#### ACTIVITY
Lines from the line with "Crystal: SrO." to the line with "At the start: pressure" in the entries below, and only those, must be output exactly, with both ends included.

#### LISTED RECORDS
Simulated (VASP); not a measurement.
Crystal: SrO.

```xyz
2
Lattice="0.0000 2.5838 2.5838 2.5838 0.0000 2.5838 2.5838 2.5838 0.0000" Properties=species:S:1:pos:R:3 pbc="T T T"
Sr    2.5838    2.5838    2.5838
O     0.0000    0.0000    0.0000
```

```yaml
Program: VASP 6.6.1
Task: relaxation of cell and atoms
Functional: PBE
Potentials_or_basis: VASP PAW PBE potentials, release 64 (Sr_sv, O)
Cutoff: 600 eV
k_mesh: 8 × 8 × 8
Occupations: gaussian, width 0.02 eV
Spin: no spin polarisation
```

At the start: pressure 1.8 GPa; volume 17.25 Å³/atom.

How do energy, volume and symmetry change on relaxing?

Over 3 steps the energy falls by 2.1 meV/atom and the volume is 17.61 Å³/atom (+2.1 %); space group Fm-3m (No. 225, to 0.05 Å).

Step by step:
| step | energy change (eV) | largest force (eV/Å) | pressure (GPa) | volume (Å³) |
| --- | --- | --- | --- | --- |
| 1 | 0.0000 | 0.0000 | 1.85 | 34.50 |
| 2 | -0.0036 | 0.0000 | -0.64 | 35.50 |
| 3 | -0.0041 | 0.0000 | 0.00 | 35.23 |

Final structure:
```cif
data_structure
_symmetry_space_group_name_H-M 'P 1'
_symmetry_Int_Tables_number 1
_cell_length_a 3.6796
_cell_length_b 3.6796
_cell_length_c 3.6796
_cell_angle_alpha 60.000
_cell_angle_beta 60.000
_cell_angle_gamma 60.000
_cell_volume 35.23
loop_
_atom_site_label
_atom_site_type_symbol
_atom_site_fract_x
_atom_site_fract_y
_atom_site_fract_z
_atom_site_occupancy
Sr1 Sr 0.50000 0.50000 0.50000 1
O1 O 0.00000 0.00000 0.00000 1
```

#### RESPONSE BOX
Crystal: SrO.

```xyz
2
Lattice="0.0000 2.5838 2.5838 2.5838 0.0000 2.5838 2.5838 2.5838 0.0000" Properties=species:S:1:pos:R:3 pbc="T T T"
Sr    2.5838    2.5838    2.5838
O     0.0000    0.0000    0.0000
```

```yaml
Program: VASP 6.6.1
Task: relaxation of cell and atoms
Functional: PBE
Potentials_or_basis: VASP PAW PBE potentials, release 64 (Sr_sv, O)
Cutoff: 600 eV
k_mesh: 8 × 8 × 8
Occupations: gaussian, width 0.02 eV
Spin: no spin polarisation
```

At the start: pressure 1.8 GPa; volume 17.25 Å³/atom.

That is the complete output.